* **Work request**
Give the entries again, exactly as they stand.

* **Records supplied**
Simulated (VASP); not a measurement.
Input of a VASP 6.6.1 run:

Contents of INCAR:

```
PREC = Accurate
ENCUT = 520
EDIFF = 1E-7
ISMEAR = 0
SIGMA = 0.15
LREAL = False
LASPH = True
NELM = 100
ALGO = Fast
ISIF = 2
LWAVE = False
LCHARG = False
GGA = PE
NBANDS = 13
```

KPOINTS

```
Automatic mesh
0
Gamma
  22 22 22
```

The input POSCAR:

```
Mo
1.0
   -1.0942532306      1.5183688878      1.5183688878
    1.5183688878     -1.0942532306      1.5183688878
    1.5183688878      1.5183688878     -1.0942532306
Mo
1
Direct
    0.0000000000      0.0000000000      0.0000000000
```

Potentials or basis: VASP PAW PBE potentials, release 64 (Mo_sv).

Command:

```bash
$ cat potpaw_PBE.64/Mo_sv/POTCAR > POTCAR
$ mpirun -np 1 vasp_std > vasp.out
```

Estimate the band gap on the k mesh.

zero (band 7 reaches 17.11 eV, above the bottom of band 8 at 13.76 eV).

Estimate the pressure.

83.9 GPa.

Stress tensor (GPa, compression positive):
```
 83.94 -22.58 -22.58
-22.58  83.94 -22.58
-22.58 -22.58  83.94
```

* **Response box**
Simulated (VASP); not a measurement.
Input of a VASP 6.6.1 run:

Contents of INCAR:

```
PREC = Accurate
ENCUT = 520
EDIFF = 1E-7
ISMEAR = 0
SIGMA = 0.15
LREAL = False
LASPH = True
NELM = 100
ALGO = Fast
ISIF = 2
LWAVE = False
LCHARG = False
GGA = PE
NBANDS = 13
```

KPOINTS

```
Automatic mesh
0
Gamma
  22 22 22
```

The input POSCAR:

```
Mo
1.0
   -1.0942532306      1.5183688878      1.5183688878
    1.5183688878     -1.0942532306      1.5183688878
    1.5183688878      1.5183688878     -1.0942532306
Mo
1
Direct
    0.0000000000      0.0000000000      0.0000000000
```

Potentials or basis: VASP PAW PBE potentials, release 64 (Mo_sv).

Command:

```bash
$ cat potpaw_PBE.64/Mo_sv/POTCAR > POTCAR
$ mpirun -np 1 vasp_std > vasp.out
```

Estimate the band gap on the k mesh.

zero (band 7 reaches 17.11 eV, above the bottom of band 8 at 13.76 eV).

Estimate the pressure.

83.9 GPa.

Stress tensor (GPa, compression positive):
```
 83.94 -22.58 -22.58
-22.58  83.94 -22.58
-22.58 -22.58  83.94
```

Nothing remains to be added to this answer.